*** Opening of Data listing ***

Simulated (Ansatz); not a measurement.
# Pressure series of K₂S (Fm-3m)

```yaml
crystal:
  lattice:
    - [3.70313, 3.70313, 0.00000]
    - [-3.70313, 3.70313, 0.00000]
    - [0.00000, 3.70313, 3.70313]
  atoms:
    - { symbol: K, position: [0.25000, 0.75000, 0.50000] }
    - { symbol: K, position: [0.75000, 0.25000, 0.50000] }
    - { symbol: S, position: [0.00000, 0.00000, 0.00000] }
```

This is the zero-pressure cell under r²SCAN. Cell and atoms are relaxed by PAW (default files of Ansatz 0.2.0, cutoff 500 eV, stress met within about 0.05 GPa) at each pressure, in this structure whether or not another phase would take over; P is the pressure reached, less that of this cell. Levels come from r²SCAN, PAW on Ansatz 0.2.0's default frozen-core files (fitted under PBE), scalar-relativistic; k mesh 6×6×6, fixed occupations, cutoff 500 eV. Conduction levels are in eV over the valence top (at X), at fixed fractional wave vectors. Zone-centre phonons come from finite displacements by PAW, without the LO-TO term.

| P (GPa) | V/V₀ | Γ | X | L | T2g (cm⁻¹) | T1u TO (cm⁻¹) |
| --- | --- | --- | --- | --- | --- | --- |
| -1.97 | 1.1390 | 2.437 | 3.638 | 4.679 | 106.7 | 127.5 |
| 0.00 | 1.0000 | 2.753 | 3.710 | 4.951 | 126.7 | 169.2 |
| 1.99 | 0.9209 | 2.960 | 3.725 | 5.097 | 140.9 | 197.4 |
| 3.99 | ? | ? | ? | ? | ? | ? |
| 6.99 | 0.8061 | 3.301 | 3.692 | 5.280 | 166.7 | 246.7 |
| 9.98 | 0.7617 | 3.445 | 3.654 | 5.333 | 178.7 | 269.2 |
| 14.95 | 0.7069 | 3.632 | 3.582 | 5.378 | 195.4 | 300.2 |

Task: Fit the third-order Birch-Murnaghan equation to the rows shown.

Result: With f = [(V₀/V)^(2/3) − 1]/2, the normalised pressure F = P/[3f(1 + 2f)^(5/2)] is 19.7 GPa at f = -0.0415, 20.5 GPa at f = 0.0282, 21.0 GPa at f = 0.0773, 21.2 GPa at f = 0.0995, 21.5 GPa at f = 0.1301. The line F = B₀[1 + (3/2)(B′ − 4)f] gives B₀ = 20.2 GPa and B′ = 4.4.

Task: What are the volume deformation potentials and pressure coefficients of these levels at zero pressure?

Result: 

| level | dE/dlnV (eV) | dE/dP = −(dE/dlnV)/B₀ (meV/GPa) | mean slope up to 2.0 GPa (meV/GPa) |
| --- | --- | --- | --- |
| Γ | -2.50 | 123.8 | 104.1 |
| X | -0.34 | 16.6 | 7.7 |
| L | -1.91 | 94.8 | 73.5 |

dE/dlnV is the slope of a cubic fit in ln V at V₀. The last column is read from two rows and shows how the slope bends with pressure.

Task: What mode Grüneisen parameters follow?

*** Close of Data listing ***

Requirement: Would you output, unchanged, each line from the start of the records to the line that holds "Result: With f", both included and nothing else?

Task solution:
Simulated (Ansatz); not a measurement.
# Pressure series of K₂S (Fm-3m)

```yaml
crystal:
  lattice:
    - [3.70313, 3.70313, 0.00000]
    - [-3.70313, 3.70313, 0.00000]
    - [0.00000, 3.70313, 3.70313]
  atoms:
    - { symbol: K, position: [0.25000, 0.75000, 0.50000] }
    - { symbol: K, position: [0.75000, 0.25000, 0.50000] }
    - { symbol: S, position: [0.00000, 0.00000, 0.00000] }
```

This is the zero-pressure cell under r²SCAN. Cell and atoms are relaxed by PAW (default files of Ansatz 0.2.0, cutoff 500 eV, stress met within about 0.05 GPa) at each pressure, in this structure whether or not another phase would take over; P is the pressure reached, less that of this cell. Levels come from r²SCAN, PAW on Ansatz 0.2.0's default frozen-core files (fitted under PBE), scalar-relativistic; k mesh 6×6×6, fixed occupations, cutoff 500 eV. Conduction levels are in eV over the valence top (at X), at fixed fractional wave vectors. Zone-centre phonons come from finite displacements by PAW, without the LO-TO term.

| P (GPa) | V/V₀ | Γ | X | L | T2g (cm⁻¹) | T1u TO (cm⁻¹) |
| --- | --- | --- | --- | --- | --- | --- |
| -1.97 | 1.1390 | 2.437 | 3.638 | 4.679 | 106.7 | 127.5 |
| 0.00 | 1.0000 | 2.753 | 3.710 | 4.951 | 126.7 | 169.2 |
| 1.99 | 0.9209 | 2.960 | 3.725 | 5.097 | 140.9 | 197.4 |
| 3.99 | ? | ? | ? | ? | ? | ? |
| 6.99 | 0.8061 | 3.301 | 3.692 | 5.280 | 166.7 | 246.7 |
| 9.98 | 0.7617 | 3.445 | 3.654 | 5.333 | 178.7 | 269.2 |
| 14.95 | 0.7069 | 3.632 | 3.582 | 5.378 | 195.4 | 300.2 |

Task: Fit the third-order Birch-Murnaghan equation to the rows shown.

Result: With f = [(V₀/V)^(2/3) − 1]/2, the normalised pressure F = P/[3f(1 + 2f)^(5/2)] is 19.7 GPa at f = -0.0415, 20.5 GPa at f = 0.0282, 21.0 GPa at f = 0.0773, 21.2 GPa at f = 0.0995, 21.5 GPa at f = 0.1301. The line F = B₀[1 + (3/2)(B′ − 4)f] gives B₀ = 20.2 GPa and B′ = 4.4.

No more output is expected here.